Work task - In the listing below, find the line containing "Theory: PBE0-D3(BJ)/def2-TZVP geometry" and the line containing "Solution. Point group". Repeat exactly those two lines and every line between them, nothing more.

Input data -
########

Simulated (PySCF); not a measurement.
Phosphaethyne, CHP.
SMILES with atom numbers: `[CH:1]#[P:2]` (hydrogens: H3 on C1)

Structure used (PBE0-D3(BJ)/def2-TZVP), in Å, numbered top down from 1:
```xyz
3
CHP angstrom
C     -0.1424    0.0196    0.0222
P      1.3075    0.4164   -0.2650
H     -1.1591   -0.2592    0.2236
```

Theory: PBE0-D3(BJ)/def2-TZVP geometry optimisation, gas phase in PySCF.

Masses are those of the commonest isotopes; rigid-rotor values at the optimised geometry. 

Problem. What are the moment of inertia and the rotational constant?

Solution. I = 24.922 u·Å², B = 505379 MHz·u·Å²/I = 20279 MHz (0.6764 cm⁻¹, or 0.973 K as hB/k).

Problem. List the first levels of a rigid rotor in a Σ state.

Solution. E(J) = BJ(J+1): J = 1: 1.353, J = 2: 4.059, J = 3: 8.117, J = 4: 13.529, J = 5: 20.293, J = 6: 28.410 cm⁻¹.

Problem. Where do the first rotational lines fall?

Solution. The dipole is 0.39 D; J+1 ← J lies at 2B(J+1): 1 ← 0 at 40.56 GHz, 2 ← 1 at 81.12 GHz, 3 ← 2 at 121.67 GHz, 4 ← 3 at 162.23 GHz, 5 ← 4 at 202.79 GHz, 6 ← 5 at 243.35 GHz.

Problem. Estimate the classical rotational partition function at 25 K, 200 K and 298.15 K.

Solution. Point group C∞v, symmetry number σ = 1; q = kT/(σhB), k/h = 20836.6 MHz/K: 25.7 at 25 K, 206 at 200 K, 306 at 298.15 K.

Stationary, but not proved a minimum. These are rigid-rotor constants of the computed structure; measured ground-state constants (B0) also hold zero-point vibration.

########

Your response -
Theory: PBE0-D3(BJ)/def2-TZVP geometry optimisation, gas phase in PySCF.

Masses are those of the commonest isotopes; rigid-rotor values at the optimised geometry. 

Problem. What are the moment of inertia and the rotational constant?

Solution. I = 24.922 u·Å², B = 505379 MHz·u·Å²/I = 20279 MHz (0.6764 cm⁻¹, or 0.973 K as hB/k).

Problem. List the first levels of a rigid rotor in a Σ state.

Solution. E(J) = BJ(J+1): J = 1: 1.353, J = 2: 4.059, J = 3: 8.117, J = 4: 13.529, J = 5: 20.293, J = 6: 28.410 cm⁻¹.

Problem. Where do the first rotational lines fall?

Solution. The dipole is 0.39 D; J+1 ← J lies at 2B(J+1): 1 ← 0 at 40.56 GHz, 2 ← 1 at 81.12 GHz, 3 ← 2 at 121.67 GHz, 4 ← 3 at 162.23 GHz, 5 ← 4 at 202.79 GHz, 6 ← 5 at 243.35 GHz.

Problem. Estimate the classical rotational partition function at 25 K, 200 K and 298.15 K.

Solution. Point group C∞v, symmetry number σ = 1; q = kT/(σhB), k/h = 20836.6 MHz/K: 25.7 at 25 K, 206 at 200 K, 306 at 298.15 K.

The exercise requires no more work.